| Assigned task |
Repeat exactly the lines from the start of the entries below through the line containing "### Question". Omit the rest.

| Data excerpts |
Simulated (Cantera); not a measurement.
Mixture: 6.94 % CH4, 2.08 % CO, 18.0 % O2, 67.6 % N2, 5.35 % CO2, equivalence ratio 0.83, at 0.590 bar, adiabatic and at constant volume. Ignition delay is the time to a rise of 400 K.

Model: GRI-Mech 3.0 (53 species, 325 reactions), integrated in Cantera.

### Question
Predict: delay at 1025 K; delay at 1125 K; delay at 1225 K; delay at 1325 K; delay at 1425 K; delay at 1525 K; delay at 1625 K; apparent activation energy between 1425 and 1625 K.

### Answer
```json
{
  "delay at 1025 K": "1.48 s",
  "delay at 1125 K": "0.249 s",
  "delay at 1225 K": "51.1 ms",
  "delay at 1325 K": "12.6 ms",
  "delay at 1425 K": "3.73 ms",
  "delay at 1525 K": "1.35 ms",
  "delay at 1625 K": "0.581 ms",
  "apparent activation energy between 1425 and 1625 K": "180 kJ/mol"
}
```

| Task result |
Simulated (Cantera); not a measurement.
Mixture: 6.94 % CH4, 2.08 % CO, 18.0 % O2, 67.6 % N2, 5.35 % CO2, equivalence ratio 0.83, at 0.590 bar, adiabatic and at constant volume. Ignition delay is the time to a rise of 400 K.

Model: GRI-Mech 3.0 (53 species, 325 reactions), integrated in Cantera.

### Question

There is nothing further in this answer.